### REQUIREMENT:
All of the data below is to be output without alteration.

==== RECORDED DATA
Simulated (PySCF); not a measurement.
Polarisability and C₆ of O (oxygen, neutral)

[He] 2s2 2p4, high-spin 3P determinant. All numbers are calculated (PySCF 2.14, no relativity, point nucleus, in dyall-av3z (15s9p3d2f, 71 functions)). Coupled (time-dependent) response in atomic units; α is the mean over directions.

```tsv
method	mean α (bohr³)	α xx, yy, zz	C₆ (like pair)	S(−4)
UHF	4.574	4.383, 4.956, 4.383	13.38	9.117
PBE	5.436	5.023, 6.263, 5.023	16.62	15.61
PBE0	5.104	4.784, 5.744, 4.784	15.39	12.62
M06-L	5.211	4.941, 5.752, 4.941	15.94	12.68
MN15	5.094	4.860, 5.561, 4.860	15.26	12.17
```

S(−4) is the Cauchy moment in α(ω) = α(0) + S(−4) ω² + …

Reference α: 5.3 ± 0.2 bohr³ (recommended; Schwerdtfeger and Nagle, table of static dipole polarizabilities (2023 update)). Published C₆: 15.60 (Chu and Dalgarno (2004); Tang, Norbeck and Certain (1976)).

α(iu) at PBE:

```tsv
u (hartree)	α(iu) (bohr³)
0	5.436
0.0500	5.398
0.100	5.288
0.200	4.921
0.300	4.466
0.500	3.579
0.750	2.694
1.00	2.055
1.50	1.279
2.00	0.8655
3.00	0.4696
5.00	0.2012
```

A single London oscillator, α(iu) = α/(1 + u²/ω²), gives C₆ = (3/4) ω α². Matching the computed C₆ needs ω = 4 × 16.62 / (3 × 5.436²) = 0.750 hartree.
========

### ANSWER SPACE:
Simulated (PySCF); not a measurement.
Polarisability and C₆ of O (oxygen, neutral)

[He] 2s2 2p4, high-spin 3P determinant. All numbers are calculated (PySCF 2.14, no relativity, point nucleus, in dyall-av3z (15s9p3d2f, 71 functions)). Coupled (time-dependent) response in atomic units; α is the mean over directions.

```tsv
method	mean α (bohr³)	α xx, yy, zz	C₆ (like pair)	S(−4)
UHF	4.574	4.383, 4.956, 4.383	13.38	9.117
PBE	5.436	5.023, 6.263, 5.023	16.62	15.61
PBE0	5.104	4.784, 5.744, 4.784	15.39	12.62
M06-L	5.211	4.941, 5.752, 4.941	15.94	12.68
MN15	5.094	4.860, 5.561, 4.860	15.26	12.17
```

S(−4) is the Cauchy moment in α(ω) = α(0) + S(−4) ω² + …

Reference α: 5.3 ± 0.2 bohr³ (recommended; Schwerdtfeger and Nagle, table of static dipole polarizabilities (2023 update)). Published C₆: 15.60 (Chu and Dalgarno (2004); Tang, Norbeck and Certain (1976)).

α(iu) at PBE:

```tsv
u (hartree)	α(iu) (bohr³)
0	5.436
0.0500	5.398
0.100	5.288
0.200	4.921
0.300	4.466
0.500	3.579
0.750	2.694
1.00	2.055
1.50	1.279
2.00	0.8655
3.00	0.4696
5.00	0.2012
```

A single London oscillator, α(iu) = α/(1 + u²/ω²), gives C₆ = (3/4) ω α². Matching the computed C₆ needs ω = 4 × 16.62 / (3 × 5.436²) = 0.750 hartree.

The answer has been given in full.